● Information given
# # #

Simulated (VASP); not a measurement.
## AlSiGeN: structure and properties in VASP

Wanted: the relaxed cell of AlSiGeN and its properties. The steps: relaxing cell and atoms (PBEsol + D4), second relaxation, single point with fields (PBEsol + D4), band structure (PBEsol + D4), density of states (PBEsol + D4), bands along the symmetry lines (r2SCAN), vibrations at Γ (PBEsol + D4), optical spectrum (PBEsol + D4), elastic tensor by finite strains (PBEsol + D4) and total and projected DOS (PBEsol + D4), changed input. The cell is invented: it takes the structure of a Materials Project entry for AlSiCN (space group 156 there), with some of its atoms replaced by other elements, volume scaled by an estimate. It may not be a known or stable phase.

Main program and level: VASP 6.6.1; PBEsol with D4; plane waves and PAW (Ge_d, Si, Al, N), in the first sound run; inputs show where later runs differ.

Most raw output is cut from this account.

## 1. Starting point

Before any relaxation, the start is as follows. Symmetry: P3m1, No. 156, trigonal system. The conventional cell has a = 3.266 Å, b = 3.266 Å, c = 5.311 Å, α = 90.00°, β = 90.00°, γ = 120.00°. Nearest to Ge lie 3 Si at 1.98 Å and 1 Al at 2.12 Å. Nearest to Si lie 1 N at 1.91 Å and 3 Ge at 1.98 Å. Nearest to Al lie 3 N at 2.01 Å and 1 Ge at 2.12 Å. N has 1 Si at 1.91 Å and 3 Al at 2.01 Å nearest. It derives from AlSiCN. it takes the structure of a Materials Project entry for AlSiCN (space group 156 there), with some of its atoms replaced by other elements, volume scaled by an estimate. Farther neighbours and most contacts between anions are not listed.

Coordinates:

# # #

● Action item
All of the material must be reproduced exactly.

● Response box
Simulated (VASP); not a measurement.
## AlSiGeN: structure and properties in VASP

Wanted: the relaxed cell of AlSiGeN and its properties. The steps: relaxing cell and atoms (PBEsol + D4), second relaxation, single point with fields (PBEsol + D4), band structure (PBEsol + D4), density of states (PBEsol + D4), bands along the symmetry lines (r2SCAN), vibrations at Γ (PBEsol + D4), optical spectrum (PBEsol + D4), elastic tensor by finite strains (PBEsol + D4) and total and projected DOS (PBEsol + D4), changed input. The cell is invented: it takes the structure of a Materials Project entry for AlSiCN (space group 156 there), with some of its atoms replaced by other elements, volume scaled by an estimate. It may not be a known or stable phase.

Main program and level: VASP 6.6.1; PBEsol with D4; plane waves and PAW (Ge_d, Si, Al, N), in the first sound run; inputs show where later runs differ.

Most raw output is cut from this account.

## 1. Starting point

Before any relaxation, the start is as follows. Symmetry: P3m1, No. 156, trigonal system. The conventional cell has a = 3.266 Å, b = 3.266 Å, c = 5.311 Å, α = 90.00°, β = 90.00°, γ = 120.00°. Nearest to Ge lie 3 Si at 1.98 Å and 1 Al at 2.12 Å. Nearest to Si lie 1 N at 1.91 Å and 3 Ge at 1.98 Å. Nearest to Al lie 3 N at 2.01 Å and 1 Ge at 2.12 Å. N has 1 Si at 1.91 Å and 3 Al at 2.01 Å nearest. It derives from AlSiCN. it takes the structure of a Materials Project entry for AlSiCN (space group 156 there), with some of its atoms replaced by other elements, volume scaled by an estimate. Farther neighbours and most contacts between anions are not listed.

Coordinates:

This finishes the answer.